### Record excerpts ###

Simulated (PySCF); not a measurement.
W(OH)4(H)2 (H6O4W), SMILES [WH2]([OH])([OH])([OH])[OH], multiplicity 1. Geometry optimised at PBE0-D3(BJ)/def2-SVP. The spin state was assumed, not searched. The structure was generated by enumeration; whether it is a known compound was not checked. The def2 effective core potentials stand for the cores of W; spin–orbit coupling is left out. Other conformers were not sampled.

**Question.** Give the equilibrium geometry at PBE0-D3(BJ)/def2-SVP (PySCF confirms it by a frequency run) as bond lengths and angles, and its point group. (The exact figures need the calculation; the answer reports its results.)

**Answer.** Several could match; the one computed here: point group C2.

###

### Action item
Start to finish, transcribe the listing above exactly.

### Task result
Simulated (PySCF); not a measurement.
W(OH)4(H)2 (H6O4W), SMILES [WH2]([OH])([OH])([OH])[OH], multiplicity 1. Geometry optimised at PBE0-D3(BJ)/def2-SVP. The spin state was assumed, not searched. The structure was generated by enumeration; whether it is a known compound was not checked. The def2 effective core potentials stand for the cores of W; spin–orbit coupling is left out. Other conformers were not sampled.

**Question.** Give the equilibrium geometry at PBE0-D3(BJ)/def2-SVP (PySCF confirms it by a frequency run) as bond lengths and angles, and its point group. (The exact figures need the calculation; the answer reports its results.)

**Answer.** Several could match; the one computed here: point group C2.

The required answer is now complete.